__LISTED RECORDS__
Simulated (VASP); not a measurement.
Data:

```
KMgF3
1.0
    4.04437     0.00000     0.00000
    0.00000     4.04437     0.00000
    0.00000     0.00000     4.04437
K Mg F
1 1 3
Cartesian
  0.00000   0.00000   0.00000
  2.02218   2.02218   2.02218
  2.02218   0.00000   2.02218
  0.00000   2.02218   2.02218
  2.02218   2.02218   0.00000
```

__BRIEF__
Hand back the material above in full, exactly as written.

__EXERCISE SOLUTION__
Simulated (VASP); not a measurement.
Data:

```
KMgF3
1.0
    4.04437     0.00000     0.00000
    0.00000     4.04437     0.00000
    0.00000     0.00000     4.04437
K Mg F
1 1 3
Cartesian
  0.00000   0.00000   0.00000
  2.02218   2.02218   2.02218
  2.02218   0.00000   2.02218
  0.00000   2.02218   2.02218
  2.02218   2.02218   0.00000
```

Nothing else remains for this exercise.